● ACTIVITY:
Output, without alteration, the first line of the entries and each line after it, stopping with the line that contains "Question: Estimate the wall time of this run.".

● DATASET RECORDS:
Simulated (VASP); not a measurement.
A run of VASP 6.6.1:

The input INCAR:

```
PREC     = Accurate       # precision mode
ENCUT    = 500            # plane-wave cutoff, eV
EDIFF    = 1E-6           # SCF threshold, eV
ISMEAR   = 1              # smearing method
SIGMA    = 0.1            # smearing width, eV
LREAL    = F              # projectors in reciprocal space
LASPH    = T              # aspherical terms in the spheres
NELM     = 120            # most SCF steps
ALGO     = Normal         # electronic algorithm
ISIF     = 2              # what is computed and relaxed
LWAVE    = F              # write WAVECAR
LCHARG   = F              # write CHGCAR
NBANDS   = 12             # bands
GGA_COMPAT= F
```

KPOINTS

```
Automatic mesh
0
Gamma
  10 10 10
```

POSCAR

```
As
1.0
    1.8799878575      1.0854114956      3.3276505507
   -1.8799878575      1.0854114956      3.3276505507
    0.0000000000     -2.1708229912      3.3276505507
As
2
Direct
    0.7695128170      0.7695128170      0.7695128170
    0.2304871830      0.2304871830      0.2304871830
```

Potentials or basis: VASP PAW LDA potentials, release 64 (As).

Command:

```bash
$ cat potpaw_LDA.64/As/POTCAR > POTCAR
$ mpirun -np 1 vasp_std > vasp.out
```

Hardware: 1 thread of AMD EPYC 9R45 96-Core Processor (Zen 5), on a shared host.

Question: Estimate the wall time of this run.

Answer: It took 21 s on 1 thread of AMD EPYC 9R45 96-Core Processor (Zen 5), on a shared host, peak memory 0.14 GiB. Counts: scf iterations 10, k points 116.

● REPLY:
Simulated (VASP); not a measurement.
A run of VASP 6.6.1:

The input INCAR:

```
PREC     = Accurate       # precision mode
ENCUT    = 500            # plane-wave cutoff, eV
EDIFF    = 1E-6           # SCF threshold, eV
ISMEAR   = 1              # smearing method
SIGMA    = 0.1            # smearing width, eV
LREAL    = F              # projectors in reciprocal space
LASPH    = T              # aspherical terms in the spheres
NELM     = 120            # most SCF steps
ALGO     = Normal         # electronic algorithm
ISIF     = 2              # what is computed and relaxed
LWAVE    = F              # write WAVECAR
LCHARG   = F              # write CHGCAR
NBANDS   = 12             # bands
GGA_COMPAT= F
```

KPOINTS

```
Automatic mesh
0
Gamma
  10 10 10
```

POSCAR

```
As
1.0
    1.8799878575      1.0854114956      3.3276505507
   -1.8799878575      1.0854114956      3.3276505507
    0.0000000000     -2.1708229912      3.3276505507
As
2
Direct
    0.7695128170      0.7695128170      0.7695128170
    0.2304871830      0.2304871830      0.2304871830
```

Potentials or basis: VASP PAW LDA potentials, release 64 (As).

Command:

```bash
$ cat potpaw_LDA.64/As/POTCAR > POTCAR
$ mpirun -np 1 vasp_std > vasp.out
```

Hardware: 1 thread of AMD EPYC 9R45 96-Core Processor (Zen 5), on a shared host.

Question: Estimate the wall time of this run.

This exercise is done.